> _WORK ORDER_:
Return only the stretch of the material below that begins with the line containing "# Worked calculation: free" and ends with the line containing "p-type body, charge-sheet", exactly; both of those lines belong to it.

--------------------------------

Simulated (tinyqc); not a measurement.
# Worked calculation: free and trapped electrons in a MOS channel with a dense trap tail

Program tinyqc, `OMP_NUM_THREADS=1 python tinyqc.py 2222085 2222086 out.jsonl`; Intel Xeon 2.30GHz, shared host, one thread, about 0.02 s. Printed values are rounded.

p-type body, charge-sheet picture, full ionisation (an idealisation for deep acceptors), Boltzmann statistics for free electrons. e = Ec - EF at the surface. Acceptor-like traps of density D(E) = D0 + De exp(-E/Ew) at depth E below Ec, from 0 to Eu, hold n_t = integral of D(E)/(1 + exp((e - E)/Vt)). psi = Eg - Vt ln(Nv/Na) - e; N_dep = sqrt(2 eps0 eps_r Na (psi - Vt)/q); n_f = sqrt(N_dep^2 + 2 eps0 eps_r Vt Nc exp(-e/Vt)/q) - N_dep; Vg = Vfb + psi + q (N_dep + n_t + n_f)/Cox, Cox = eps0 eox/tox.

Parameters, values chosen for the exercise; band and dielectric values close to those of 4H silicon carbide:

--------------------------------

> _ANSWER SECTION_:
# Worked calculation: free and trapped electrons in a MOS channel with a dense trap tail

Program tinyqc, `OMP_NUM_THREADS=1 python tinyqc.py 2222085 2222086 out.jsonl`; Intel Xeon 2.30GHz, shared host, one thread, about 0.02 s. Printed values are rounded.

p-type body, charge-sheet picture, full ionisation (an idealisation for deep acceptors), Boltzmann statistics for free electrons. e = Ec - EF at the surface. Acceptor-like traps of density D(E) = D0 + De exp(-E/Ew) at depth E below Ec, from 0 to Eu, hold n_t = integral of D(E)/(1 + exp((e - E)/Vt)). psi = Eg - Vt ln(Nv/Na) - e; N_dep = sqrt(2 eps0 eps_r Na (psi - Vt)/q); n_f = sqrt(N_dep^2 + 2 eps0 eps_r Vt Nc exp(-e/Vt)/q) - N_dep; Vg = Vfb + psi + q (N_dep + n_t + n_f)/Cox, Cox = eps0 eox/tox.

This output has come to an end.